● Data listing
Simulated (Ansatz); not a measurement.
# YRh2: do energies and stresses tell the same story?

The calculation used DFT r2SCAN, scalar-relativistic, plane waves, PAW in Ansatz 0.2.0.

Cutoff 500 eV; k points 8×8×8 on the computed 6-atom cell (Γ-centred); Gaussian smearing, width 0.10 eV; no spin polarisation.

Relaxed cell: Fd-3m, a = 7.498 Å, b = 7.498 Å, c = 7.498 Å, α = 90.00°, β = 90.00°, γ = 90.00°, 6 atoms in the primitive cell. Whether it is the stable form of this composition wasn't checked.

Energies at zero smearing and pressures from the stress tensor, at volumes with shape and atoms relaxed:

● Work order
Return the full data, every line of it, with nothing altered.

● Exercise result
Simulated (Ansatz); not a measurement.
# YRh2: do energies and stresses tell the same story?

The calculation used DFT r2SCAN, scalar-relativistic, plane waves, PAW in Ansatz 0.2.0.

Cutoff 500 eV; k points 8×8×8 on the computed 6-atom cell (Γ-centred); Gaussian smearing, width 0.10 eV; no spin polarisation.

Relaxed cell: Fd-3m, a = 7.498 Å, b = 7.498 Å, c = 7.498 Å, α = 90.00°, β = 90.00°, γ = 90.00°, 6 atoms in the primitive cell. Whether it is the stable form of this composition wasn't checked.

Energies at zero smearing and pressures from the stress tensor, at volumes with shape and atoms relaxed:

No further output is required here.